[Brief]
Whatever appears in the listing, return all of it exactly.

[Data extract]

----------

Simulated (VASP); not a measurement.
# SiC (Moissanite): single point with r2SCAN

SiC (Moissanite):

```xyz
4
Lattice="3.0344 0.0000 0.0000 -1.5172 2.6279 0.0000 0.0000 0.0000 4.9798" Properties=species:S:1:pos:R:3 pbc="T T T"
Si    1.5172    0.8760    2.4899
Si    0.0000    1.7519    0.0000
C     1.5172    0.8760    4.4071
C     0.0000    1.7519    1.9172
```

----------

[Solution]
Simulated (VASP); not a measurement.
# SiC (Moissanite): single point with r2SCAN

SiC (Moissanite):

```xyz
4
Lattice="3.0344 0.0000 0.0000 -1.5172 2.6279 0.0000 0.0000 0.0000 4.9798" Properties=species:S:1:pos:R:3 pbc="T T T"
Si    1.5172    0.8760    2.4899
Si    0.0000    1.7519    0.0000
C     1.5172    0.8760    4.4071
C     0.0000    1.7519    1.9172
```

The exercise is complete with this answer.